**Assignment**
For this exercise, return exactly the lines of the material below that begin at the one with "Boltzmann solution compares." and stop after the one with "A metal at this".

**Study material**
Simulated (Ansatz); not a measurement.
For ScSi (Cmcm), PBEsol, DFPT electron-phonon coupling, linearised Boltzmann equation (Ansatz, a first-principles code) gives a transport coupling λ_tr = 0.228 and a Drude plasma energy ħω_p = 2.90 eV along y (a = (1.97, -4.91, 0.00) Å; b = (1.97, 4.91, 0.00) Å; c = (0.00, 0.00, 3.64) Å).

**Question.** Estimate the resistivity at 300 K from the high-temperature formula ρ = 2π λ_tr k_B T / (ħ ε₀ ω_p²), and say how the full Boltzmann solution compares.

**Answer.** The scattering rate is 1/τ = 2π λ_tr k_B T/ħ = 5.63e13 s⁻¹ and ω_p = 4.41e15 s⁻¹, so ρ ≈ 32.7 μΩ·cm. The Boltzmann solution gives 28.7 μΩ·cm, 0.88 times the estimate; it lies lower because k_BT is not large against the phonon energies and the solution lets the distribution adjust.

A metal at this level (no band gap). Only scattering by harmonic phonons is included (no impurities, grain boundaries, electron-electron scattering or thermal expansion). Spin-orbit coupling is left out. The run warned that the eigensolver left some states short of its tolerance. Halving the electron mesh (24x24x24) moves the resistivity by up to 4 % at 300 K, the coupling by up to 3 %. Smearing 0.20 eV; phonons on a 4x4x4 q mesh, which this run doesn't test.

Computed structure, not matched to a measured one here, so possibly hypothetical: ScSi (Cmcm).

**Reply**
**Question.** Estimate the resistivity at 300 K from the high-temperature formula ρ = 2π λ_tr k_B T / (ħ ε₀ ω_p²), and say how the full Boltzmann solution compares.

**Answer.** The scattering rate is 1/τ = 2π λ_tr k_B T/ħ = 5.63e13 s⁻¹ and ω_p = 4.41e15 s⁻¹, so ρ ≈ 32.7 μΩ·cm. The Boltzmann solution gives 28.7 μΩ·cm, 0.88 times the estimate; it lies lower because k_BT is not large against the phonon energies and the solution lets the distribution adjust.

A metal at this level (no band gap). Only scattering by harmonic phonons is included (no impurities, grain boundaries, electron-electron scattering or thermal expansion). Spin-orbit coupling is left out. The run warned that the eigensolver left some states short of its tolerance. Halving the electron mesh (24x24x24) moves the resistivity by up to 4 % at 300 K, the coupling by up to 3 %. Smearing 0.20 eV; phonons on a 4x4x4 q mesh, which this run doesn't test.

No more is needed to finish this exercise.